→ **Required action**
From the listing below, retype exactly the line holding "# Round nanowire", the line holding "Undoped body with", and the lines between them; skip everything else.

→ **Data to examine**
----------------------------------------
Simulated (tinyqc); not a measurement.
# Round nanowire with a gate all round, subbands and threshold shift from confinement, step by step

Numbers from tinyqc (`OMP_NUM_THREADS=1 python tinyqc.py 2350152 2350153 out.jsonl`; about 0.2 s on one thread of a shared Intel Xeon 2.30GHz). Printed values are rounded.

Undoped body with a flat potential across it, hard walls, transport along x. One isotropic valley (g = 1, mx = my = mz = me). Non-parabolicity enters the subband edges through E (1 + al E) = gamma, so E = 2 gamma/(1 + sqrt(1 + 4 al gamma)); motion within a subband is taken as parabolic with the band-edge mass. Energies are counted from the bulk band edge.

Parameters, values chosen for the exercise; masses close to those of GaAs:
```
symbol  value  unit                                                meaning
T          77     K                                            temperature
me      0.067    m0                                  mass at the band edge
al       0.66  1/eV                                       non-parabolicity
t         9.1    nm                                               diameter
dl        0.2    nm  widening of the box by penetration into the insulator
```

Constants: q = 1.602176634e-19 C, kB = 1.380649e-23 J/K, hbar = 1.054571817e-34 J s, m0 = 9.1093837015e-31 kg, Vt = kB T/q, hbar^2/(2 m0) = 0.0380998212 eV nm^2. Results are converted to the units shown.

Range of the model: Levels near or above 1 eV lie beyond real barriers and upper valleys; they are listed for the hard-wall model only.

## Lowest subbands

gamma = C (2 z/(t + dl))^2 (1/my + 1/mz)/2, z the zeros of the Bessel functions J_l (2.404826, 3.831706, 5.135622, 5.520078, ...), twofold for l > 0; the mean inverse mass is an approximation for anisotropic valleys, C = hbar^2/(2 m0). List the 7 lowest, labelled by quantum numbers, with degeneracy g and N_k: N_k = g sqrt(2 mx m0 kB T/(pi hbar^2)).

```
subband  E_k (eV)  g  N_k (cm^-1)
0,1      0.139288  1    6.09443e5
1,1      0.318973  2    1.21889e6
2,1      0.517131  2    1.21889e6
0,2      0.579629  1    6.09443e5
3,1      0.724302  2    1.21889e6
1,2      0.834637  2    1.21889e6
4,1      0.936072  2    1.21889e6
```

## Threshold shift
----------------------------------------

→ **Result**
# Round nanowire with a gate all round, subbands and threshold shift from confinement, step by step

Numbers from tinyqc (`OMP_NUM_THREADS=1 python tinyqc.py 2350152 2350153 out.jsonl`; about 0.2 s on one thread of a shared Intel Xeon 2.30GHz). Printed values are rounded.

Undoped body with a flat potential across it, hard walls, transport along x. One isotropic valley (g = 1, mx = my = mz = me). Non-parabolicity enters the subband edges through E (1 + al E) = gamma, so E = 2 gamma/(1 + sqrt(1 + 4 al gamma)); motion within a subband is taken as parabolic with the band-edge mass. Energies are counted from the bulk band edge.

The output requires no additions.